- [ENTRIES SHOWN]
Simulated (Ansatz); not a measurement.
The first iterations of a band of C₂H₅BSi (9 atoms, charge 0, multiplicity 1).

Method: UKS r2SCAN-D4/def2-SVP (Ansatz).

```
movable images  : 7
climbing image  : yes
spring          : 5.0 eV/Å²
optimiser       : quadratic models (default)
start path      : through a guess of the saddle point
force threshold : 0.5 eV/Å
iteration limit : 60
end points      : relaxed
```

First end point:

- [WORK TASK] Return the material exactly as it was provided.

- [WORKED SOLUTION]
Simulated (Ansatz); not a measurement.
The first iterations of a band of C₂H₅BSi (9 atoms, charge 0, multiplicity 1).

Method: UKS r2SCAN-D4/def2-SVP (Ansatz).

```
movable images  : 7
climbing image  : yes
spring          : 5.0 eV/Å²
optimiser       : quadratic models (default)
start path      : through a guess of the saddle point
force threshold : 0.5 eV/Å
iteration limit : 60
end points      : relaxed
```

First end point:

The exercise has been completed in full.